**DATA EXCERPTS:**
____________
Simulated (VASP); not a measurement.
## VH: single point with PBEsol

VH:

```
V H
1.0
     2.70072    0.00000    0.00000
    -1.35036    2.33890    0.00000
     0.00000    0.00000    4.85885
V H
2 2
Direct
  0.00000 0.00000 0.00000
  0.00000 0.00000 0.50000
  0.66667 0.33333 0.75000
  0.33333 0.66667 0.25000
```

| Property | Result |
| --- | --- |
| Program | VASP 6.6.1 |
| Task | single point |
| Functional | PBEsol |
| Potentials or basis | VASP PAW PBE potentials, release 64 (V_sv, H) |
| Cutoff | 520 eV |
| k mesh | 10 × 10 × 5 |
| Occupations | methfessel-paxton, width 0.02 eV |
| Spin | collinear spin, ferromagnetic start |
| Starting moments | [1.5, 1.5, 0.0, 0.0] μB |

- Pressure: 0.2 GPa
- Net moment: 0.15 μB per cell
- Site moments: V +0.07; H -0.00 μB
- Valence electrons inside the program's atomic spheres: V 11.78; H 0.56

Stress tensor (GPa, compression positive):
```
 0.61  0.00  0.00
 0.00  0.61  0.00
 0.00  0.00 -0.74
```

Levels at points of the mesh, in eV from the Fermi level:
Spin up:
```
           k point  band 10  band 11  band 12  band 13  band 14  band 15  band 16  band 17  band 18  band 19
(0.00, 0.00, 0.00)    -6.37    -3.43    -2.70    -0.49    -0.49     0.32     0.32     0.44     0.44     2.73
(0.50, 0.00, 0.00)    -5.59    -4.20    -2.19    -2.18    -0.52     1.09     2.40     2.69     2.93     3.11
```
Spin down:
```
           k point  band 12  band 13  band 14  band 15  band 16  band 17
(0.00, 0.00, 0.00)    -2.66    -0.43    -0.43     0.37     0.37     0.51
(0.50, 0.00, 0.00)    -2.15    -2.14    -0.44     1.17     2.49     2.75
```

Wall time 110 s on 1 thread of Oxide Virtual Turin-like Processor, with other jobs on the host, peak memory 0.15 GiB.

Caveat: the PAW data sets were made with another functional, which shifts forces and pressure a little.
____________

**ASSIGNMENT:** What the task asks for is a word-for-word repeat of the lines above, from the first through the one containing "64 (V_sv, H) |".

**ANSWER BOX:**
Simulated (VASP); not a measurement.
## VH: single point with PBEsol

VH:

```
V H
1.0
     2.70072    0.00000    0.00000
    -1.35036    2.33890    0.00000
     0.00000    0.00000    4.85885
V H
2 2
Direct
  0.00000 0.00000 0.00000
  0.00000 0.00000 0.50000
  0.66667 0.33333 0.75000
  0.33333 0.66667 0.25000
```

| Property | Result |
| --- | --- |
| Program | VASP 6.6.1 |
| Task | single point |
| Functional | PBEsol |
| Potentials or basis | VASP PAW PBE potentials, release 64 (V_sv, H) |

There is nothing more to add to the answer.